REQUIRED ACTION:
Write out exactly the first lines of the listing, ending on the line that contains "Potentials or basis: VASP".

RECORDS SHOWN:
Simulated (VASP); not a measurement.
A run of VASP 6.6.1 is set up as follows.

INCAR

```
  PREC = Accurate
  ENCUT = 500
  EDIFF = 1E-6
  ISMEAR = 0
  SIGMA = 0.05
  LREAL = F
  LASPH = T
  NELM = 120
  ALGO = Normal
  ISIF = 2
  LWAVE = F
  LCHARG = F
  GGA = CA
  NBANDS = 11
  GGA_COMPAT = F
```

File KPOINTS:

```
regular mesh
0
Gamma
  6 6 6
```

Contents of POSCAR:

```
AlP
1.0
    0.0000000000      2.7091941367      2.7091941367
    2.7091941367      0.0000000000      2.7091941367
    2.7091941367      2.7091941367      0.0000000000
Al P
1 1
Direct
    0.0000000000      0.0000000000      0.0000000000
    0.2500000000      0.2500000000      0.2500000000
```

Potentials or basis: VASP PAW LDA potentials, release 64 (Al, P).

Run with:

WRITTEN ANSWER:
Simulated (VASP); not a measurement.
A run of VASP 6.6.1 is set up as follows.

INCAR

```
  PREC = Accurate
  ENCUT = 500
  EDIFF = 1E-6
  ISMEAR = 0
  SIGMA = 0.05
  LREAL = F
  LASPH = T
  NELM = 120
  ALGO = Normal
  ISIF = 2
  LWAVE = F
  LCHARG = F
  GGA = CA
  NBANDS = 11
  GGA_COMPAT = F
```

File KPOINTS:

```
regular mesh
0
Gamma
  6 6 6
```

Contents of POSCAR:

```
AlP
1.0
    0.0000000000      2.7091941367      2.7091941367
    2.7091941367      0.0000000000      2.7091941367
    2.7091941367      2.7091941367      0.0000000000
Al P
1 1
Direct
    0.0000000000      0.0000000000      0.0000000000
    0.2500000000      0.2500000000      0.2500000000
```

Potentials or basis: VASP PAW LDA potentials, release 64 (Al, P).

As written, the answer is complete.